== Segment start ==
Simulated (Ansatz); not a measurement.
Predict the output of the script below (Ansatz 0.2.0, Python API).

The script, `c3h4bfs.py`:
== Segment end ==

**EXERCISE**:
Would you please give the data above again, exactly as it appears?

**RESULT**:
Simulated (Ansatz); not a measurement.
Predict the output of the script below (Ansatz 0.2.0, Python API).

The script, `c3h4bfs.py`:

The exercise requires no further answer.